(Entries supplied begins)
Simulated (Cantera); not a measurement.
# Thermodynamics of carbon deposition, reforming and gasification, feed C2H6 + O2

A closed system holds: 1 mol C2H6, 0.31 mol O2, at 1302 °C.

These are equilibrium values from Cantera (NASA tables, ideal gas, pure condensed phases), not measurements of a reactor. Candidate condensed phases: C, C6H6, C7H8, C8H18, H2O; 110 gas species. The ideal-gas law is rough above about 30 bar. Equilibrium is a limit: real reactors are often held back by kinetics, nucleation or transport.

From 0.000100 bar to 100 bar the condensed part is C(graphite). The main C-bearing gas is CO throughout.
(Entries supplied ends)

__Task item__: Each line in the material above should be repeated exactly.

__Task output__:
Simulated (Cantera); not a measurement.
# Thermodynamics of carbon deposition, reforming and gasification, feed C2H6 + O2

A closed system holds: 1 mol C2H6, 0.31 mol O2, at 1302 °C.

These are equilibrium values from Cantera (NASA tables, ideal gas, pure condensed phases), not measurements of a reactor. Candidate condensed phases: C, C6H6, C7H8, C8H18, H2O; 110 gas species. The ideal-gas law is rough above about 30 bar. Equilibrium is a limit: real reactors are often held back by kinetics, nucleation or transport.

From 0.000100 bar to 100 bar the condensed part is C(graphite). The main C-bearing gas is CO throughout.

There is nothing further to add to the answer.